• BRIEF: Every line from the beginning of the data through the line containing "- k mesh: 10 × 10 × 13" should be reproduced exactly, and no further lines should be output.

===

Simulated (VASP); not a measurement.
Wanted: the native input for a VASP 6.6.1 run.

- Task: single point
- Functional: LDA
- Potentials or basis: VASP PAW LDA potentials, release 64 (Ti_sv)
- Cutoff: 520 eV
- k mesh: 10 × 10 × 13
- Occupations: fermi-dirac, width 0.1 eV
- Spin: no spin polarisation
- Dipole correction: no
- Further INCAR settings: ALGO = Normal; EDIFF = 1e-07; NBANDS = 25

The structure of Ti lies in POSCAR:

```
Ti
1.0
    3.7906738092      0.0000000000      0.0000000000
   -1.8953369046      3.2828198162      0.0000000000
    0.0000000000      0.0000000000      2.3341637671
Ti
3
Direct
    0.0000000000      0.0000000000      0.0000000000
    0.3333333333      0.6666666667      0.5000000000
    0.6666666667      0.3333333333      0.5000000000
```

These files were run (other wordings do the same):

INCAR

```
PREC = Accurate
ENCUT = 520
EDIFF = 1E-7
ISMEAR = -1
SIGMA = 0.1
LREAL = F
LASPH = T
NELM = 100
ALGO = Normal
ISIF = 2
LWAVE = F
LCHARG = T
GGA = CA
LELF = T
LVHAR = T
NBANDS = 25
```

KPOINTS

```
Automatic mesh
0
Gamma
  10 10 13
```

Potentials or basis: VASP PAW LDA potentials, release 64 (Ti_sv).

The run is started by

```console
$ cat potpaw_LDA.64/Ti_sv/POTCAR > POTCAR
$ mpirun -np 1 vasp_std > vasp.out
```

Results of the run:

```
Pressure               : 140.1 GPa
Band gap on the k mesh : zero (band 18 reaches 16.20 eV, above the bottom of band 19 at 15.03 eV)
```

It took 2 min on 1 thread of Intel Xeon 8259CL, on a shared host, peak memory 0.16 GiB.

===

• EXERCISE ANSWER:
Simulated (VASP); not a measurement.
Wanted: the native input for a VASP 6.6.1 run.

- Task: single point
- Functional: LDA
- Potentials or basis: VASP PAW LDA potentials, release 64 (Ti_sv)
- Cutoff: 520 eV
- k mesh: 10 × 10 × 13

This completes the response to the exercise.